··· Data records ···

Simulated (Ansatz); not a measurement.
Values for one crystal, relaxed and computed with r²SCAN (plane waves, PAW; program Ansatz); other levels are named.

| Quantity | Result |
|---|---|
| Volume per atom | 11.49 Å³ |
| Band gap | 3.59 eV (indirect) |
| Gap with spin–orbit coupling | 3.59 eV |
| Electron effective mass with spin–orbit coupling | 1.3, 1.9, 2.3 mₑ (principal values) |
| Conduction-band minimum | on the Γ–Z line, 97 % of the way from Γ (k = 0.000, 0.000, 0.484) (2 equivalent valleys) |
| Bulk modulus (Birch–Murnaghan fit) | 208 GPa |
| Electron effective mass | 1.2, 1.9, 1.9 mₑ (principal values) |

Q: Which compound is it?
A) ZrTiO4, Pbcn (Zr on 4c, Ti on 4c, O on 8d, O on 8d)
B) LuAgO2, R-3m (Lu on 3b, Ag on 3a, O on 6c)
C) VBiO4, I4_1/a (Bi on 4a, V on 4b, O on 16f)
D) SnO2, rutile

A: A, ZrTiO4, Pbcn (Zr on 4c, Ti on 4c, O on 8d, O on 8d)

···

▶ **Brief**:
Please give the records again exactly as they are.

▶ **Answer box**:
Simulated (Ansatz); not a measurement.
Values for one crystal, relaxed and computed with r²SCAN (plane waves, PAW; program Ansatz); other levels are named.

| Quantity | Result |
|---|---|
| Volume per atom | 11.49 Å³ |
| Band gap | 3.59 eV (indirect) |
| Gap with spin–orbit coupling | 3.59 eV |
| Electron effective mass with spin–orbit coupling | 1.3, 1.9, 2.3 mₑ (principal values) |
| Conduction-band minimum | on the Γ–Z line, 97 % of the way from Γ (k = 0.000, 0.000, 0.484) (2 equivalent valleys) |
| Bulk modulus (Birch–Murnaghan fit) | 208 GPa |
| Electron effective mass | 1.2, 1.9, 1.9 mₑ (principal values) |

Q: Which compound is it?
A) ZrTiO4, Pbcn (Zr on 4c, Ti on 4c, O on 8d, O on 8d)
B) LuAgO2, R-3m (Lu on 3b, Ag on 3a, O on 6c)
C) VBiO4, I4_1/a (Bi on 4a, V on 4b, O on 16f)
D) SnO2, rutile

A: A, ZrTiO4, Pbcn (Zr on 4c, Ti on 4c, O on 8d, O on 8d)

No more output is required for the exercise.